> Brief: Repeat the material exactly, leaving no line out.

[Records supplied]

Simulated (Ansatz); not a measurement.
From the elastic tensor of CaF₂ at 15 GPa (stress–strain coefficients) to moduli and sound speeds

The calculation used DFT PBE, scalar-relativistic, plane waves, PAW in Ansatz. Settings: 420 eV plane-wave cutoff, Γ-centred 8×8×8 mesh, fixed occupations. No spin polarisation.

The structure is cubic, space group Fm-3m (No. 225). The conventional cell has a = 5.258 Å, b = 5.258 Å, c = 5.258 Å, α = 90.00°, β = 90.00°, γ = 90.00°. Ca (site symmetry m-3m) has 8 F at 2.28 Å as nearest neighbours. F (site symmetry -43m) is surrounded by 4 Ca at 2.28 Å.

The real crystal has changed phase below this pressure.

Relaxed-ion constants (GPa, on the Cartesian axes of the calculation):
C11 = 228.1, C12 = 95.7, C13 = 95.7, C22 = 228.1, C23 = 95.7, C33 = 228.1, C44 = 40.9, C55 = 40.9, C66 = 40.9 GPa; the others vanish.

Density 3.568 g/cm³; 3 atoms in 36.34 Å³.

[/Records supplied]

> Answer section:
Simulated (Ansatz); not a measurement.
From the elastic tensor of CaF₂ at 15 GPa (stress–strain coefficients) to moduli and sound speeds

The calculation used DFT PBE, scalar-relativistic, plane waves, PAW in Ansatz. Settings: 420 eV plane-wave cutoff, Γ-centred 8×8×8 mesh, fixed occupations. No spin polarisation.

The structure is cubic, space group Fm-3m (No. 225). The conventional cell has a = 5.258 Å, b = 5.258 Å, c = 5.258 Å, α = 90.00°, β = 90.00°, γ = 90.00°. Ca (site symmetry m-3m) has 8 F at 2.28 Å as nearest neighbours. F (site symmetry -43m) is surrounded by 4 Ca at 2.28 Å.

The real crystal has changed phase below this pressure.

Relaxed-ion constants (GPa, on the Cartesian axes of the calculation):
C11 = 228.1, C12 = 95.7, C13 = 95.7, C22 = 228.1, C23 = 95.7, C33 = 228.1, C44 = 40.9, C55 = 40.9, C66 = 40.9 GPa; the others vanish.

Density 3.568 g/cm³; 3 atoms in 36.34 Å³.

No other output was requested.